> **WORK INSTRUCTION**: Starting from the first line below, copy the whole listing exactly.

** Opening RECORDS SHOWN block **

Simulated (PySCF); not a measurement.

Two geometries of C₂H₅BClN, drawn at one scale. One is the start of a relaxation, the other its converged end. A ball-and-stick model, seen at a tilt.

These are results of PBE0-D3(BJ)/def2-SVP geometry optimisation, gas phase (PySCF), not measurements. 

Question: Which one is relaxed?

** Closing RECORDS SHOWN block **

> **PROBLEM SOLUTION**:
Simulated (PySCF); not a measurement.

Two geometries of C₂H₅BClN, drawn at one scale. One is the start of a relaxation, the other its converged end. A ball-and-stick model, seen at a tilt.

These are results of PBE0-D3(BJ)/def2-SVP geometry optimisation, gas phase (PySCF), not measurements. 

Question: Which one is relaxed?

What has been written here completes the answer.